REQUIRED ACTION: Word for word, restate every line of the material.

━━ SOURCE MATERIAL ━━

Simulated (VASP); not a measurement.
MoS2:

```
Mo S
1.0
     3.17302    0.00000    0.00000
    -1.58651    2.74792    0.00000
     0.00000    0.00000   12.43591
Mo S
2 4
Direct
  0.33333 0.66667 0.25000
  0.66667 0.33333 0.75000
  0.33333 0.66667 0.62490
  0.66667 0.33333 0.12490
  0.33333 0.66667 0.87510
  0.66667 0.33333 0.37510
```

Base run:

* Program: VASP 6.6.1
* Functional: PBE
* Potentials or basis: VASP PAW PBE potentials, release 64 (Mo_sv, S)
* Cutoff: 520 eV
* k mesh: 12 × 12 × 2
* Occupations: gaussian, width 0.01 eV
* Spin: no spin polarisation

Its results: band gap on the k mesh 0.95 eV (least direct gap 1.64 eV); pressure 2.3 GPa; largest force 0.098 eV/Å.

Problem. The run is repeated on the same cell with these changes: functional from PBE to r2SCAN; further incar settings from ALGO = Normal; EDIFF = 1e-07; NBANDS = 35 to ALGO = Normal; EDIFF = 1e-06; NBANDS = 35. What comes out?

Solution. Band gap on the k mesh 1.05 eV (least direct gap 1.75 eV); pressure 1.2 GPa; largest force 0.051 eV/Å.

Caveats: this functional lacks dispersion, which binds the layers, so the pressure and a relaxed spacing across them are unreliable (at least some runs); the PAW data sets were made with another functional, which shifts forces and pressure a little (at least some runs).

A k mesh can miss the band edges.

━━━

WRITTEN ANSWER:
Simulated (VASP); not a measurement.
MoS2:

```
Mo S
1.0
     3.17302    0.00000    0.00000
    -1.58651    2.74792    0.00000
     0.00000    0.00000   12.43591
Mo S
2 4
Direct
  0.33333 0.66667 0.25000
  0.66667 0.33333 0.75000
  0.33333 0.66667 0.62490
  0.66667 0.33333 0.12490
  0.33333 0.66667 0.87510
  0.66667 0.33333 0.37510
```

Base run:

* Program: VASP 6.6.1
* Functional: PBE
* Potentials or basis: VASP PAW PBE potentials, release 64 (Mo_sv, S)
* Cutoff: 520 eV
* k mesh: 12 × 12 × 2
* Occupations: gaussian, width 0.01 eV
* Spin: no spin polarisation

Its results: band gap on the k mesh 0.95 eV (least direct gap 1.64 eV); pressure 2.3 GPa; largest force 0.098 eV/Å.

Problem. The run is repeated on the same cell with these changes: functional from PBE to r2SCAN; further incar settings from ALGO = Normal; EDIFF = 1e-07; NBANDS = 35 to ALGO = Normal; EDIFF = 1e-06; NBANDS = 35. What comes out?

Solution. Band gap on the k mesh 1.05 eV (least direct gap 1.75 eV); pressure 1.2 GPa; largest force 0.051 eV/Å.

Caveats: this functional lacks dispersion, which binds the layers, so the pressure and a relaxed spacing across them are unreliable (at least some runs); the PAW data sets were made with another functional, which shifts forces and pressure a little (at least some runs).

A k mesh can miss the band edges.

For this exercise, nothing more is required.